> **Exercise**: Copy out, word for word, the lines from the start of the data below through the line containing "by this calculation?", and no others.

> **Dataset content**:

-.-.-

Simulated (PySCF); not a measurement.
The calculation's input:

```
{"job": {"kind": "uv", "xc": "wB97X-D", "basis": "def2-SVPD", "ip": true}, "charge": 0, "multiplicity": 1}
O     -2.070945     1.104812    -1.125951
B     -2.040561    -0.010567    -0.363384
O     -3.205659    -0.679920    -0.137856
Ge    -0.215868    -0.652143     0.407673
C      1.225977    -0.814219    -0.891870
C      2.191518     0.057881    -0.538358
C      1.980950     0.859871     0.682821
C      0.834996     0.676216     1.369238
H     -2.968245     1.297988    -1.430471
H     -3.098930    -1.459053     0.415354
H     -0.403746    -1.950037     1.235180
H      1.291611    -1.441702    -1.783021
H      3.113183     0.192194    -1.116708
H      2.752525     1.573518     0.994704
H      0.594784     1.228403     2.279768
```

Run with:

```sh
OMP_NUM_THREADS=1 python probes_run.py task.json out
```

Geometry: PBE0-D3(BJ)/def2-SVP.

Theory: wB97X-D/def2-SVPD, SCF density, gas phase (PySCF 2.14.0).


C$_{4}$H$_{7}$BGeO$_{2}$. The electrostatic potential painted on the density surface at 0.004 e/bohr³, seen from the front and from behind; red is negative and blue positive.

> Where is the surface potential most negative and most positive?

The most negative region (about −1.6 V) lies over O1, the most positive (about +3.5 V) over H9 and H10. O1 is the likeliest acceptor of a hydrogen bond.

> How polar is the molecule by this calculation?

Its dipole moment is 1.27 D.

-.-.-

> **Exercise response**:
Simulated (PySCF); not a measurement.
The calculation's input:

```
{"job": {"kind": "uv", "xc": "wB97X-D", "basis": "def2-SVPD", "ip": true}, "charge": 0, "multiplicity": 1}
O     -2.070945     1.104812    -1.125951
B     -2.040561    -0.010567    -0.363384
O     -3.205659    -0.679920    -0.137856
Ge    -0.215868    -0.652143     0.407673
C      1.225977    -0.814219    -0.891870
C      2.191518     0.057881    -0.538358
C      1.980950     0.859871     0.682821
C      0.834996     0.676216     1.369238
H     -2.968245     1.297988    -1.430471
H     -3.098930    -1.459053     0.415354
H     -0.403746    -1.950037     1.235180
H      1.291611    -1.441702    -1.783021
H      3.113183     0.192194    -1.116708
H      2.752525     1.573518     0.994704
H      0.594784     1.228403     2.279768
```

Run with:

```sh
OMP_NUM_THREADS=1 python probes_run.py task.json out
```

Geometry: PBE0-D3(BJ)/def2-SVP.

Theory: wB97X-D/def2-SVPD, SCF density, gas phase (PySCF 2.14.0).


C$_{4}$H$_{7}$BGeO$_{2}$. The electrostatic potential painted on the density surface at 0.004 e/bohr³, seen from the front and from behind; red is negative and blue positive.

> Where is the surface potential most negative and most positive?

The most negative region (about −1.6 V) lies over O1, the most positive (about +3.5 V) over H9 and H10. O1 is the likeliest acceptor of a hydrogen bond.

> How polar is the molecule by this calculation?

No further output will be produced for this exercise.